Reproduce each line from the first in the data through the line that contains "## CaS at 25" exactly; give nothing else.

RECORDS SUPPLIED
☆ ☆ ☆ ☆ ☆

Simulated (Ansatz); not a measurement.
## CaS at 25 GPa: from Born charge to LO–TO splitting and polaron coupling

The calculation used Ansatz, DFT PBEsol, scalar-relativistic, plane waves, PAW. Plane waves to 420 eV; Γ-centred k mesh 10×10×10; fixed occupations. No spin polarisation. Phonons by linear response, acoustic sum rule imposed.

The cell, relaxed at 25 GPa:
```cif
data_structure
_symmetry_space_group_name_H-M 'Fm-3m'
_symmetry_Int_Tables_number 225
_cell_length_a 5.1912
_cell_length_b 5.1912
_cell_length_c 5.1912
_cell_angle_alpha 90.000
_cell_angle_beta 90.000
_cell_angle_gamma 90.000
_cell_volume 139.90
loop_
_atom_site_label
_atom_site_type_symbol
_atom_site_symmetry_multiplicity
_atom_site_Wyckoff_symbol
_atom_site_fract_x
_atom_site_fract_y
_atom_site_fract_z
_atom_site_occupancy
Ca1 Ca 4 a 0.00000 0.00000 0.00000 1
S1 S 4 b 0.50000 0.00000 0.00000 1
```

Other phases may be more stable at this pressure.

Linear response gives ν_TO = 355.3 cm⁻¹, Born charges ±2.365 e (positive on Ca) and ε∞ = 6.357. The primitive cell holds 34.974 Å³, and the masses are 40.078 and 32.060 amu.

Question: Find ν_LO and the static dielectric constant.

☆ ☆ ☆ ☆ ☆

ANSWER AREA
Simulated (Ansatz); not a measurement.
## CaS at 25 GPa: from Born charge to LO–TO splitting and polaron coupling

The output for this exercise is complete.